• ACTIVITY: The reply should consist of every entry, repeated exactly.

________

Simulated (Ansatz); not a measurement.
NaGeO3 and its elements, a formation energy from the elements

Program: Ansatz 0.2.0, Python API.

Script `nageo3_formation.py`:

________

• YOUR RESPONSE:
Simulated (Ansatz); not a measurement.
NaGeO3 and its elements, a formation energy from the elements

Program: Ansatz 0.2.0, Python API.

Script `nageo3_formation.py`:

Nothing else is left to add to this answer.